/---

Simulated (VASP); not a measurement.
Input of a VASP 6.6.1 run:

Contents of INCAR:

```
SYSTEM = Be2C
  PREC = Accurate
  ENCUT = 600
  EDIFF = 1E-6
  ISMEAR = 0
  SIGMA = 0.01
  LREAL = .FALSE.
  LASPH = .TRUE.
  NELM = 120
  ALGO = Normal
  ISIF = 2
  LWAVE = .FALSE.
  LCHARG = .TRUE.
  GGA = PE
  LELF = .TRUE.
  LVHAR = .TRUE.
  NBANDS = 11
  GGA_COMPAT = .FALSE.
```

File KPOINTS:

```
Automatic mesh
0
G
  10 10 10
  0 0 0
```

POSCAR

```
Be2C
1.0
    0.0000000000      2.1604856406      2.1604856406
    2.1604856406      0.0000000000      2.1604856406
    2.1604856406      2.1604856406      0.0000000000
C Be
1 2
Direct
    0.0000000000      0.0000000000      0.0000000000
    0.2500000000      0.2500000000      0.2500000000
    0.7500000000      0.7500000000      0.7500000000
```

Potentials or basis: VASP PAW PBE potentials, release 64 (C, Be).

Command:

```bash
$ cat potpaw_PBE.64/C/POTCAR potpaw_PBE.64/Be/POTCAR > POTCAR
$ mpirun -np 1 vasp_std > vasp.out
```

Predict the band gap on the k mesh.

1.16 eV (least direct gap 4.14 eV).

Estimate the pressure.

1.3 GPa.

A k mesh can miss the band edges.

\---

REQUIREMENT:
After reading through the material, print all of it again exactly.

EXERCISE RESPONSE:
Simulated (VASP); not a measurement.
Input of a VASP 6.6.1 run:

Contents of INCAR:

```
SYSTEM = Be2C
  PREC = Accurate
  ENCUT = 600
  EDIFF = 1E-6
  ISMEAR = 0
  SIGMA = 0.01
  LREAL = .FALSE.
  LASPH = .TRUE.
  NELM = 120
  ALGO = Normal
  ISIF = 2
  LWAVE = .FALSE.
  LCHARG = .TRUE.
  GGA = PE
  LELF = .TRUE.
  LVHAR = .TRUE.
  NBANDS = 11
  GGA_COMPAT = .FALSE.
```

File KPOINTS:

```
Automatic mesh
0
G
  10 10 10
  0 0 0
```

POSCAR

```
Be2C
1.0
    0.0000000000      2.1604856406      2.1604856406
    2.1604856406      0.0000000000      2.1604856406
    2.1604856406      2.1604856406      0.0000000000
C Be
1 2
Direct
    0.0000000000      0.0000000000      0.0000000000
    0.2500000000      0.2500000000      0.2500000000
    0.7500000000      0.7500000000      0.7500000000
```

Potentials or basis: VASP PAW PBE potentials, release 64 (C, Be).

Command:

```bash
$ cat potpaw_PBE.64/C/POTCAR potpaw_PBE.64/Be/POTCAR > POTCAR
$ mpirun -np 1 vasp_std > vasp.out
```

Predict the band gap on the k mesh.

1.16 eV (least direct gap 4.14 eV).

Estimate the pressure.

1.3 GPa.

A k mesh can miss the band edges.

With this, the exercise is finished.